## ACTION ITEM
Return, in their exact form, the lines that lie between the start of the data below and the line containing "Which overlayers raise", with both ends included.

## EXCERPTED DATA
------

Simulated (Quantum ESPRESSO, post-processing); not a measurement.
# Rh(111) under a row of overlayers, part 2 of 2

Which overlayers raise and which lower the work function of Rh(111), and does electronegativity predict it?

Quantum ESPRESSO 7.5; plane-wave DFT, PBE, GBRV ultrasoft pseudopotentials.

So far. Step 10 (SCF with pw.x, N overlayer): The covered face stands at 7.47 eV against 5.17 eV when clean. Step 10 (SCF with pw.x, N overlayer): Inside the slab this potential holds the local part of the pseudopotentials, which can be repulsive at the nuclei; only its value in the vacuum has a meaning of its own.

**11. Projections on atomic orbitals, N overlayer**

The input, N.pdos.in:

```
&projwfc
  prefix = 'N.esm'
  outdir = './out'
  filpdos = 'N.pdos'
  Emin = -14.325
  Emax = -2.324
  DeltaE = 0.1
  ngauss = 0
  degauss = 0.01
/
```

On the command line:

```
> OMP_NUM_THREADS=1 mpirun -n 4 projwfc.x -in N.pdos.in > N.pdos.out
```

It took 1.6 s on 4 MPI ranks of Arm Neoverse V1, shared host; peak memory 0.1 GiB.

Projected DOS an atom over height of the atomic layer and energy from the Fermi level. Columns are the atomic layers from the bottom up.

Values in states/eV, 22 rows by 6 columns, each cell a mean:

------

## WRITTEN RESPONSE
Simulated (Quantum ESPRESSO, post-processing); not a measurement.
# Rh(111) under a row of overlayers, part 2 of 2

Which overlayers raise and which lower the work function of Rh(111), and does electronegativity predict it?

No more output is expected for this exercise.